--- Assignment ---
Extract, without alteration, each line from the start of the listing to the line bearing "Answer: The band gap is still zero.".

--- Given entries ---
:::::
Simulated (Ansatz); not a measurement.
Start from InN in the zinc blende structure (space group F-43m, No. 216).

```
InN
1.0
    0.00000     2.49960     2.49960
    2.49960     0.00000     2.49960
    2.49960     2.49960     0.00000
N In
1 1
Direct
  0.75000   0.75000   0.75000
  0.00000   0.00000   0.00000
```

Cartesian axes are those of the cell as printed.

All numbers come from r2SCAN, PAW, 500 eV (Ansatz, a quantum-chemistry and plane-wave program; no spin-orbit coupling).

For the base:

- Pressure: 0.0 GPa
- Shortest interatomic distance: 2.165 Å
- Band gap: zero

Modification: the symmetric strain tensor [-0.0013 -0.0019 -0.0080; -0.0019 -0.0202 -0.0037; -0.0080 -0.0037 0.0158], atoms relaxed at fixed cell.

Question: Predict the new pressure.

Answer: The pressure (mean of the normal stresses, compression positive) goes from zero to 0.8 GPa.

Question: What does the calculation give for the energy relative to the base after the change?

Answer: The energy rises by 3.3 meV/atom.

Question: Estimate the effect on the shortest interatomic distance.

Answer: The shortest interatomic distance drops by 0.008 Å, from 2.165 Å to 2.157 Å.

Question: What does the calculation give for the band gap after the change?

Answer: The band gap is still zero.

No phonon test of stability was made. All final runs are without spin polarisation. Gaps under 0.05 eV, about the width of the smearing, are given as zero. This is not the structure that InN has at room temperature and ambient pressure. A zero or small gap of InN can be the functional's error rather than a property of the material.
:::::

--- Problem solution ---
Simulated (Ansatz); not a measurement.
Start from InN in the zinc blende structure (space group F-43m, No. 216).

```
InN
1.0
    0.00000     2.49960     2.49960
    2.49960     0.00000     2.49960
    2.49960     2.49960     0.00000
N In
1 1
Direct
  0.75000   0.75000   0.75000
  0.00000   0.00000   0.00000
```

Cartesian axes are those of the cell as printed.

All numbers come from r2SCAN, PAW, 500 eV (Ansatz, a quantum-chemistry and plane-wave program; no spin-orbit coupling).

For the base:

- Pressure: 0.0 GPa
- Shortest interatomic distance: 2.165 Å
- Band gap: zero

Modification: the symmetric strain tensor [-0.0013 -0.0019 -0.0080; -0.0019 -0.0202 -0.0037; -0.0080 -0.0037 0.0158], atoms relaxed at fixed cell.

Question: Predict the new pressure.

Answer: The pressure (mean of the normal stresses, compression positive) goes from zero to 0.8 GPa.

Question: What does the calculation give for the energy relative to the base after the change?

Answer: The energy rises by 3.3 meV/atom.

Question: Estimate the effect on the shortest interatomic distance.

Answer: The shortest interatomic distance drops by 0.008 Å, from 2.165 Å to 2.157 Å.

Question: What does the calculation give for the band gap after the change?

Answer: The band gap is still zero.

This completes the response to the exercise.